■ RECORDS SUPPLIED
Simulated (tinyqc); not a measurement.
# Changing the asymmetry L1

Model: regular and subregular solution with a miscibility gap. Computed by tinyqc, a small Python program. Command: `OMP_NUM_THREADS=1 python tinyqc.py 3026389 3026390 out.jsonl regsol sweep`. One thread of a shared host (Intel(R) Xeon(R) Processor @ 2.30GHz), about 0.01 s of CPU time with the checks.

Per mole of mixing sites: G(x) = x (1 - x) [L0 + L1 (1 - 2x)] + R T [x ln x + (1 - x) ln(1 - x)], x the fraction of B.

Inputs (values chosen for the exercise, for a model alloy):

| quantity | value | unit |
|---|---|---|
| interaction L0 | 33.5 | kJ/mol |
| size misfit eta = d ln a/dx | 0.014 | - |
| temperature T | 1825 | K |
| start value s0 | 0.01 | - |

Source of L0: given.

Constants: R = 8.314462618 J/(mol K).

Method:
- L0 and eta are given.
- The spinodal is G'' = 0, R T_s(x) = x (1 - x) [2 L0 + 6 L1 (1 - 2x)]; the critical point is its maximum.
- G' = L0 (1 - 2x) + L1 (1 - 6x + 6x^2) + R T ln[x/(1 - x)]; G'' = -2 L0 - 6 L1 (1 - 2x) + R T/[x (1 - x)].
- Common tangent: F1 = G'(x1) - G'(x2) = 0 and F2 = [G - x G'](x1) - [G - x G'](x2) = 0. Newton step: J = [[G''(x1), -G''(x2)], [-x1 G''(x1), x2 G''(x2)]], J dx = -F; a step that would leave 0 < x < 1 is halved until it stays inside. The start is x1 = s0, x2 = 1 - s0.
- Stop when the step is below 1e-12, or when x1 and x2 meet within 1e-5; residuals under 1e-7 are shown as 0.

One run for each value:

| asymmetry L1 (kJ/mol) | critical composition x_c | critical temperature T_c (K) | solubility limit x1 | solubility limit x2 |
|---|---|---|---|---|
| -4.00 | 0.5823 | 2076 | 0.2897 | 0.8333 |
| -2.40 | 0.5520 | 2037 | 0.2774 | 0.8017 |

■ WORK TASK
When you answer, output each line of the data exactly as given, from its first line up to and including the one with "Per mole of".

■ PROBLEM SOLUTION
Simulated (tinyqc); not a measurement.
# Changing the asymmetry L1

Model: regular and subregular solution with a miscibility gap. Computed by tinyqc, a small Python program. Command: `OMP_NUM_THREADS=1 python tinyqc.py 3026389 3026390 out.jsonl regsol sweep`. One thread of a shared host (Intel(R) Xeon(R) Processor @ 2.30GHz), about 0.01 s of CPU time with the checks.

Per mole of mixing sites: G(x) = x (1 - x) [L0 + L1 (1 - 2x)] + R T [x ln x + (1 - x) ln(1 - x)], x the fraction of B.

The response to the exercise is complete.